**Assigned task**
Your task is to quote the listing below exactly, beginning with its first line and ending on the line bearing "Answer: Sn (2".

**Excerpted data**
= Beginning of Section =

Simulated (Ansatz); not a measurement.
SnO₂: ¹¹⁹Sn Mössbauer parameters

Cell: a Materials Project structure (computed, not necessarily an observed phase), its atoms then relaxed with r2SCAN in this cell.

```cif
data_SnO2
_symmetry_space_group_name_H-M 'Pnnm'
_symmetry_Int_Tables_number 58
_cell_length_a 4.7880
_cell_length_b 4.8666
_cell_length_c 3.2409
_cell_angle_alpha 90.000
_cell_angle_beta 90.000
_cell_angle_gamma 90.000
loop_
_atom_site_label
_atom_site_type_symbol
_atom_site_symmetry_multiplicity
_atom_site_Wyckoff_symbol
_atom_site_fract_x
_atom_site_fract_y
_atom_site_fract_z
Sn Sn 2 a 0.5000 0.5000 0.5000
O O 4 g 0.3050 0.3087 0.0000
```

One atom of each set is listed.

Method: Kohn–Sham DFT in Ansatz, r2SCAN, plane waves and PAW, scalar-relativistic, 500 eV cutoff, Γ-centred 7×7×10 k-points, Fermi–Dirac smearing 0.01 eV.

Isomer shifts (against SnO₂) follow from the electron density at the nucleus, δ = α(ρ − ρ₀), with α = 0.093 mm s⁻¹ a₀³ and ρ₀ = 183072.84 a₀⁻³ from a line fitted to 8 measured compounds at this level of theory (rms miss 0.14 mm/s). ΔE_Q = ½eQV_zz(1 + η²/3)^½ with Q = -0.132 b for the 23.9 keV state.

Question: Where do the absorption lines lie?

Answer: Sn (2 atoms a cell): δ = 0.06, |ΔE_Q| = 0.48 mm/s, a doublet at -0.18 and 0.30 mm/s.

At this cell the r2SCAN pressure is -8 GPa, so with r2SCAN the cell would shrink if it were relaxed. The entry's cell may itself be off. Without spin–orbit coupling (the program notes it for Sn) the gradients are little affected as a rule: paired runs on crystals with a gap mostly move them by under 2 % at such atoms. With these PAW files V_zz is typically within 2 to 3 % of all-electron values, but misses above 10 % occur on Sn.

= End of Section =

**Response box**
Simulated (Ansatz); not a measurement.
SnO₂: ¹¹⁹Sn Mössbauer parameters

Cell: a Materials Project structure (computed, not necessarily an observed phase), its atoms then relaxed with r2SCAN in this cell.

```cif
data_SnO2
_symmetry_space_group_name_H-M 'Pnnm'
_symmetry_Int_Tables_number 58
_cell_length_a 4.7880
_cell_length_b 4.8666
_cell_length_c 3.2409
_cell_angle_alpha 90.000
_cell_angle_beta 90.000
_cell_angle_gamma 90.000
loop_
_atom_site_label
_atom_site_type_symbol
_atom_site_symmetry_multiplicity
_atom_site_Wyckoff_symbol
_atom_site_fract_x
_atom_site_fract_y
_atom_site_fract_z
Sn Sn 2 a 0.5000 0.5000 0.5000
O O 4 g 0.3050 0.3087 0.0000
```

One atom of each set is listed.

Method: Kohn–Sham DFT in Ansatz, r2SCAN, plane waves and PAW, scalar-relativistic, 500 eV cutoff, Γ-centred 7×7×10 k-points, Fermi–Dirac smearing 0.01 eV.

Isomer shifts (against SnO₂) follow from the electron density at the nucleus, δ = α(ρ − ρ₀), with α = 0.093 mm s⁻¹ a₀³ and ρ₀ = 183072.84 a₀⁻³ from a line fitted to 8 measured compounds at this level of theory (rms miss 0.14 mm/s). ΔE_Q = ½eQV_zz(1 + η²/3)^½ with Q = -0.132 b for the 23.9 keV state.

Question: Where do the absorption lines lie?

Answer: Sn (2 atoms a cell): δ = 0.06, |ΔE_Q| = 0.48 mm/s, a doublet at -0.18 and 0.30 mm/s.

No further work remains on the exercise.